WORK REQUEST:
The data below holds the lines to copy: everything from the line containing "- Functional: PBE" to the line containing "Where does the relaxation end?", both ends included, set down exactly.

EXTRACTED MATERIAL:
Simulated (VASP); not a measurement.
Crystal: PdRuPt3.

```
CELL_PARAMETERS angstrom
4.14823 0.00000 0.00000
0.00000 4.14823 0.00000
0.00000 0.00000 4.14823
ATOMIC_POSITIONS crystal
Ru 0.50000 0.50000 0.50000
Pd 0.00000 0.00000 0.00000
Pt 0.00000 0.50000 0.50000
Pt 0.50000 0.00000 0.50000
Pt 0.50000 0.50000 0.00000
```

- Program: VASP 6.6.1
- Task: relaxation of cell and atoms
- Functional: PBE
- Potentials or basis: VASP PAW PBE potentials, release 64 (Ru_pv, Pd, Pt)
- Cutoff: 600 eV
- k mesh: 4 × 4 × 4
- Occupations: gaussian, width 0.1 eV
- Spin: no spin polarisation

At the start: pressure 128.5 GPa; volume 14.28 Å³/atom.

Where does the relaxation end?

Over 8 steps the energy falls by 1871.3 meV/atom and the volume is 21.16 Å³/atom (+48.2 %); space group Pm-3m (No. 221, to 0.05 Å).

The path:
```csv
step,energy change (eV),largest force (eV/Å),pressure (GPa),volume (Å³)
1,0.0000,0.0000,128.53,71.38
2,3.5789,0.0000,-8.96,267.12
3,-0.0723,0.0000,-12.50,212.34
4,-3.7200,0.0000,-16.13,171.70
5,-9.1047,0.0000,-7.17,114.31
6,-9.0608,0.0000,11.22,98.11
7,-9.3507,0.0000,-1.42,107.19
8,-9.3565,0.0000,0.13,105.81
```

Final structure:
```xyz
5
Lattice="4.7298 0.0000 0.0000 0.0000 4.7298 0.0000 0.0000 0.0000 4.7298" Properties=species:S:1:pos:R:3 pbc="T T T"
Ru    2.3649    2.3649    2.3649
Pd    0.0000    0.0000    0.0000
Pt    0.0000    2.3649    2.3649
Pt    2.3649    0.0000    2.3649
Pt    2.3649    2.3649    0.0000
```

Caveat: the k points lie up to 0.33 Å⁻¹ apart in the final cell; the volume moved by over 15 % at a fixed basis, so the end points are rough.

EXERCISE SOLUTION:
- Functional: PBE
- Potentials or basis: VASP PAW PBE potentials, release 64 (Ru_pv, Pd, Pt)
- Cutoff: 600 eV
- k mesh: 4 × 4 × 4
- Occupations: gaussian, width 0.1 eV
- Spin: no spin polarisation

At the start: pressure 128.5 GPa; volume 14.28 Å³/atom.

Where does the relaxation end?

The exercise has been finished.